_EXERCISE_
Exactly as shown, give the full listing again.

------ EXTRACTED MATERIAL ------

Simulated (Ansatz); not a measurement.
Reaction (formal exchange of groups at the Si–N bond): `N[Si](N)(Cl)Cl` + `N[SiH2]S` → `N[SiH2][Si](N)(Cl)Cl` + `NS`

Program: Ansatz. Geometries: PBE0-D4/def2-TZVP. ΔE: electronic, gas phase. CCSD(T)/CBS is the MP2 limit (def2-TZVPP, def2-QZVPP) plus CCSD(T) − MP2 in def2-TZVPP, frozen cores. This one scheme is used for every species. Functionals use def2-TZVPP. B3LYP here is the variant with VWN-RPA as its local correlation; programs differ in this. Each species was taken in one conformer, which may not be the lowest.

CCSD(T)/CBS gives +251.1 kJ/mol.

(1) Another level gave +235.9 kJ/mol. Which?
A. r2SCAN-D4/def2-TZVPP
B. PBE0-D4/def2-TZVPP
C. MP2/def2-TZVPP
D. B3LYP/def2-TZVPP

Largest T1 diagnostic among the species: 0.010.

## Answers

------

_YOUR SOLUTION_
Simulated (Ansatz); not a measurement.
Reaction (formal exchange of groups at the Si–N bond): `N[Si](N)(Cl)Cl` + `N[SiH2]S` → `N[SiH2][Si](N)(Cl)Cl` + `NS`

Program: Ansatz. Geometries: PBE0-D4/def2-TZVP. ΔE: electronic, gas phase. CCSD(T)/CBS is the MP2 limit (def2-TZVPP, def2-QZVPP) plus CCSD(T) − MP2 in def2-TZVPP, frozen cores. This one scheme is used for every species. Functionals use def2-TZVPP. B3LYP here is the variant with VWN-RPA as its local correlation; programs differ in this. Each species was taken in one conformer, which may not be the lowest.

CCSD(T)/CBS gives +251.1 kJ/mol.

(1) Another level gave +235.9 kJ/mol. Which?
A. r2SCAN-D4/def2-TZVPP
B. PBE0-D4/def2-TZVPP
C. MP2/def2-TZVPP
D. B3LYP/def2-TZVPP

Largest T1 diagnostic among the species: 0.010.

## Answers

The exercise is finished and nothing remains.